MATERIAL SUPPLIED:
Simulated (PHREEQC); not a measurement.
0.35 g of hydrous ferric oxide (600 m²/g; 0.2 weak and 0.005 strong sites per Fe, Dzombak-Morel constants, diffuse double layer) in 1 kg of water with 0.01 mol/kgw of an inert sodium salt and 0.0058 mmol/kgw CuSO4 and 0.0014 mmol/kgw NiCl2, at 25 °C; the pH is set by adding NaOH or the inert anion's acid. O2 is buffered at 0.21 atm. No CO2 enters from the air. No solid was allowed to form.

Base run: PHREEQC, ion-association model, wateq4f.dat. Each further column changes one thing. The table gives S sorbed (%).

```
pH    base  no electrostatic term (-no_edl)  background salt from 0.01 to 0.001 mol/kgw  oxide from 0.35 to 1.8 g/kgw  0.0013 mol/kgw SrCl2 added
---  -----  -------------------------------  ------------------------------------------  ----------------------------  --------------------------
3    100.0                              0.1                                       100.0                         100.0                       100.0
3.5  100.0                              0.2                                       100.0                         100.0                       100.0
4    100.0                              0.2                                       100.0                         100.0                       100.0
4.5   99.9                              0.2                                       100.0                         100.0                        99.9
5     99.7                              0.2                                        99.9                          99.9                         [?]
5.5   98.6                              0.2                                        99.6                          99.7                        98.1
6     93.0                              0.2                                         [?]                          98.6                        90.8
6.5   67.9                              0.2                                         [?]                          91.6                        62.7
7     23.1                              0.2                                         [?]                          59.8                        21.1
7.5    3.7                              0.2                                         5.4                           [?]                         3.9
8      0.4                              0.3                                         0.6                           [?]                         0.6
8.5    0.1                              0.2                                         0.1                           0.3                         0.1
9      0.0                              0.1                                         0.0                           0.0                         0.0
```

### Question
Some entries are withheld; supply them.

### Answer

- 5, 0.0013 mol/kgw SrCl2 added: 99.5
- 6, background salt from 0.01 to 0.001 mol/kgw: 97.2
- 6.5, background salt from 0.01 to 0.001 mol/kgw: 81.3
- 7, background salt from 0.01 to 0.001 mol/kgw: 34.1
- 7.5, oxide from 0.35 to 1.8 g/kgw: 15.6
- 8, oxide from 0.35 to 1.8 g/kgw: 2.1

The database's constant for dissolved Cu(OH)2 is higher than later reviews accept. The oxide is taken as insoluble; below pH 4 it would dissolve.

WORK ITEM: At the first line of the material above, start reproducing each line exactly, and end with the line that holds "0.35 g of hydrous", adding nothing.

WRITTEN SOLUTION:
Simulated (PHREEQC); not a measurement.
0.35 g of hydrous ferric oxide (600 m²/g; 0.2 weak and 0.005 strong sites per Fe, Dzombak-Morel constants, diffuse double layer) in 1 kg of water with 0.01 mol/kgw of an inert sodium salt and 0.0058 mmol/kgw CuSO4 and 0.0014 mmol/kgw NiCl2, at 25 °C; the pH is set by adding NaOH or the inert anion's acid. O2 is buffered at 0.21 atm. No CO2 enters from the air. No solid was allowed to form.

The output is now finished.